Excerpted records:
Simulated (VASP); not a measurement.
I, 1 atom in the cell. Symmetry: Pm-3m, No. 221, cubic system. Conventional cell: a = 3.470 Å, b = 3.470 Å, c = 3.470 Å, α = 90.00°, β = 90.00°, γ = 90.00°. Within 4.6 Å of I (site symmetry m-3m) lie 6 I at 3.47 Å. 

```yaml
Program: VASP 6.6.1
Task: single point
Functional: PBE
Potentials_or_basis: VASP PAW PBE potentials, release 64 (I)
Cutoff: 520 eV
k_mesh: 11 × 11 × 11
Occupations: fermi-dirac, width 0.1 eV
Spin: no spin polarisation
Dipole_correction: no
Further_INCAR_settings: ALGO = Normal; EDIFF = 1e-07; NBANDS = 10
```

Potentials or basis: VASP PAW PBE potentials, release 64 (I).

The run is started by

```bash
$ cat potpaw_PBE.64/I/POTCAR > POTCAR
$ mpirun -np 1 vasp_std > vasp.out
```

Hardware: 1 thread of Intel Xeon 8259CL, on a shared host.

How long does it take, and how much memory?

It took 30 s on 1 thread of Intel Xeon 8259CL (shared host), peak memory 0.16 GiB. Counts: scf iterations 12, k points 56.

Exercise: Your answer should consist solely of the lines above from the line with "Hardware: 1 thread" to the line with "How long does it take, and how much memory?", both included, reproduced exactly.

Result:
Hardware: 1 thread of Intel Xeon 8259CL, on a shared host.

How long does it take, and how much memory?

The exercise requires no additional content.